__Work item__: Write out the following listing's lines from the one with "Where does quartet" to the one with "### Step 1. The starting structure", exactly, with both included and no others.

- Opening Delimiter -

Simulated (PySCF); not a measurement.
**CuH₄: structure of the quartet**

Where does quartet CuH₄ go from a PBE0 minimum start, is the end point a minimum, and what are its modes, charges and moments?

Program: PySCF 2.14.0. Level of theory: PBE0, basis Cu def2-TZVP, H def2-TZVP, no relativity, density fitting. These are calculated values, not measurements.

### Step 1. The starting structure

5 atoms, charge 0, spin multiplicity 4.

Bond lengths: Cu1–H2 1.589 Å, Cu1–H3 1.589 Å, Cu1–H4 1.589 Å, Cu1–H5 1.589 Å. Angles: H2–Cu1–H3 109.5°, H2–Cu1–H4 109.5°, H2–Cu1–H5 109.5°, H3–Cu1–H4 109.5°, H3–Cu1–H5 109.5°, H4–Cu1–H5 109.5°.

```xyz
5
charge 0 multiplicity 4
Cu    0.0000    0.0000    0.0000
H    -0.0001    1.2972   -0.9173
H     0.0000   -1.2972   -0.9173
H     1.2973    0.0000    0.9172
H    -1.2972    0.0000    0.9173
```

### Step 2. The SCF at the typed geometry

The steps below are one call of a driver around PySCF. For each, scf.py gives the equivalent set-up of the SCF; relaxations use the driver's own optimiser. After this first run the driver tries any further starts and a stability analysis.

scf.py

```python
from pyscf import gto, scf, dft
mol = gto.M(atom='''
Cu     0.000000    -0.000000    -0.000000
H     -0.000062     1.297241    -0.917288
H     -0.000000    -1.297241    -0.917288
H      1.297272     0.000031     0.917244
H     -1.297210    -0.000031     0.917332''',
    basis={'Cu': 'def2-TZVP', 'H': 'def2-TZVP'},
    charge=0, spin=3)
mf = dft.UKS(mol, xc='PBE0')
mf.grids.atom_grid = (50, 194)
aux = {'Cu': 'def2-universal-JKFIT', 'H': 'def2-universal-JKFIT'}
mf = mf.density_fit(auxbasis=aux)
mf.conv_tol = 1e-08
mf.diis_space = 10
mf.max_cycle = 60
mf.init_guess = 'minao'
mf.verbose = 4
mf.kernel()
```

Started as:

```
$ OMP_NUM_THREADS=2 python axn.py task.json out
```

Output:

- Closing Delimiter -

__Response box__:
Where does quartet CuH₄ go from a PBE0 minimum start, is the end point a minimum, and what are its modes, charges and moments?

Program: PySCF 2.14.0. Level of theory: PBE0, basis Cu def2-TZVP, H def2-TZVP, no relativity, density fitting. These are calculated values, not measurements.

### Step 1. The starting structure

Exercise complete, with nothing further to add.